ASSIGNED TASK: An exact copy of every record is required.

-*-*-

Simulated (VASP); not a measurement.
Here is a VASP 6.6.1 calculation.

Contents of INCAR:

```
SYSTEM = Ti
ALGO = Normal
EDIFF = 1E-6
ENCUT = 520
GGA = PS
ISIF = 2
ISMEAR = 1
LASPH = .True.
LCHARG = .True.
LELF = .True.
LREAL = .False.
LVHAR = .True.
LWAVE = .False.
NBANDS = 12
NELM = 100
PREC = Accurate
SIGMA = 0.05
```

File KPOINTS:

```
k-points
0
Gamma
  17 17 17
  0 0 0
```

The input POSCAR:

-*-*-

WRITTEN SOLUTION:
Simulated (VASP); not a measurement.
Here is a VASP 6.6.1 calculation.

Contents of INCAR:

```
SYSTEM = Ti
ALGO = Normal
EDIFF = 1E-6
ENCUT = 520
GGA = PS
ISIF = 2
ISMEAR = 1
LASPH = .True.
LCHARG = .True.
LELF = .True.
LREAL = .False.
LVHAR = .True.
LWAVE = .False.
NBANDS = 12
NELM = 100
PREC = Accurate
SIGMA = 0.05
```

File KPOINTS:

```
k-points
0
Gamma
  17 17 17
  0 0 0
```

The input POSCAR:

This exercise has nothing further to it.